#### Requirement
The reply to the records below should contain exactly the lines from the line with "The picture is" through the line with "Hydrogen: up to", and nothing besides.

#### Supplied records
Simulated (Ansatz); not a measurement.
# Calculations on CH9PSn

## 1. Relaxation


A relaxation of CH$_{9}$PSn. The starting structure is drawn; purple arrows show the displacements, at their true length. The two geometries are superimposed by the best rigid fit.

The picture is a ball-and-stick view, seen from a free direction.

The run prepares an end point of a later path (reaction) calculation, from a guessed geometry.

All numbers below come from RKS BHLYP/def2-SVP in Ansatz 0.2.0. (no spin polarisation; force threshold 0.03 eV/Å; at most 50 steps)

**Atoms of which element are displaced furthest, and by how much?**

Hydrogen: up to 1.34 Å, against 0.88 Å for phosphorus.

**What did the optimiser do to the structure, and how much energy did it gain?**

#### Exercise result
The picture is a ball-and-stick view, seen from a free direction.

The run prepares an end point of a later path (reaction) calculation, from a guessed geometry.

All numbers below come from RKS BHLYP/def2-SVP in Ansatz 0.2.0. (no spin polarisation; force threshold 0.03 eV/Å; at most 50 steps)

**Atoms of which element are displaced furthest, and by how much?**

Hydrogen: up to 1.34 Å, against 0.88 Å for phosphorus.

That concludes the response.